▶ ACTIVITY
Print every record exactly, omitting none.

▶ ENTRIES SUPPLIED
════

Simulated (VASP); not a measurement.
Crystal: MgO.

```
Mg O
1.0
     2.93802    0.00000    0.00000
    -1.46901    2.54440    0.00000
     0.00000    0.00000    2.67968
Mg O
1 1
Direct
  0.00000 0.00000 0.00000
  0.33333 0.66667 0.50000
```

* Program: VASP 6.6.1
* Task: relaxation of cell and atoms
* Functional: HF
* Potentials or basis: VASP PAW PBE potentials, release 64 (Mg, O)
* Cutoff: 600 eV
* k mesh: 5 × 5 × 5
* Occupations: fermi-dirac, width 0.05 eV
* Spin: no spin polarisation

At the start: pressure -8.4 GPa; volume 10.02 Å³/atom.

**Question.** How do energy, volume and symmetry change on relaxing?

════

▶ RESPONSE AREA
Simulated (VASP); not a measurement.
Crystal: MgO.

```
Mg O
1.0
     2.93802    0.00000    0.00000
    -1.46901    2.54440    0.00000
     0.00000    0.00000    2.67968
Mg O
1 1
Direct
  0.00000 0.00000 0.00000
  0.33333 0.66667 0.50000
```

* Program: VASP 6.6.1
* Task: relaxation of cell and atoms
* Functional: HF
* Potentials or basis: VASP PAW PBE potentials, release 64 (Mg, O)
* Cutoff: 600 eV
* k mesh: 5 × 5 × 5
* Occupations: fermi-dirac, width 0.05 eV
* Spin: no spin polarisation

At the start: pressure -8.4 GPa; volume 10.02 Å³/atom.

**Question.** How do energy, volume and symmetry change on relaxing?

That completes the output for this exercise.